......
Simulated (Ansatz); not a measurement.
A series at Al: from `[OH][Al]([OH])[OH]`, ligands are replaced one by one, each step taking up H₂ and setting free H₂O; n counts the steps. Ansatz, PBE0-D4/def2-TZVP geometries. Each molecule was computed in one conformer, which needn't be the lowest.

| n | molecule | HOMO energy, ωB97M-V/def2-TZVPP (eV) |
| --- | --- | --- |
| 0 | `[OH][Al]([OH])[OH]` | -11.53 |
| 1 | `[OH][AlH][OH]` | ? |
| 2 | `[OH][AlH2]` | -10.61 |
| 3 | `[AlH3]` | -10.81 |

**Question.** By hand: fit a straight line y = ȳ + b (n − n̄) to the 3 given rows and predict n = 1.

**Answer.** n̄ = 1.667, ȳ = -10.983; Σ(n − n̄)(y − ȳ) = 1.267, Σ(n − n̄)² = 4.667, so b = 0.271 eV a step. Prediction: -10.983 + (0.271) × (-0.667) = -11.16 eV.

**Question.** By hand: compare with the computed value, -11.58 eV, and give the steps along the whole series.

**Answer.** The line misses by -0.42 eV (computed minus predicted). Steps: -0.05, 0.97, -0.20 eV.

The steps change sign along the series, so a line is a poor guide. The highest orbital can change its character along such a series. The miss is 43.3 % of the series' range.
......

= WORK INSTRUCTION =
Retype the first line of the entries and every line after it, please, through the line that contains "0.97, -0.20 eV.". Add nothing.

= WRITTEN RESPONSE =
Simulated (Ansatz); not a measurement.
A series at Al: from `[OH][Al]([OH])[OH]`, ligands are replaced one by one, each step taking up H₂ and setting free H₂O; n counts the steps. Ansatz, PBE0-D4/def2-TZVP geometries. Each molecule was computed in one conformer, which needn't be the lowest.

| n | molecule | HOMO energy, ωB97M-V/def2-TZVPP (eV) |
| --- | --- | --- |
| 0 | `[OH][Al]([OH])[OH]` | -11.53 |
| 1 | `[OH][AlH][OH]` | ? |
| 2 | `[OH][AlH2]` | -10.61 |
| 3 | `[AlH3]` | -10.81 |

**Question.** By hand: fit a straight line y = ȳ + b (n − n̄) to the 3 given rows and predict n = 1.

**Answer.** n̄ = 1.667, ȳ = -10.983; Σ(n − n̄)(y − ȳ) = 1.267, Σ(n − n̄)² = 4.667, so b = 0.271 eV a step. Prediction: -10.983 + (0.271) × (-0.667) = -11.16 eV.

**Question.** By hand: compare with the computed value, -11.58 eV, and give the steps along the whole series.

**Answer.** The line misses by -0.42 eV (computed minus predicted). Steps: -0.05, 0.97, -0.20 eV.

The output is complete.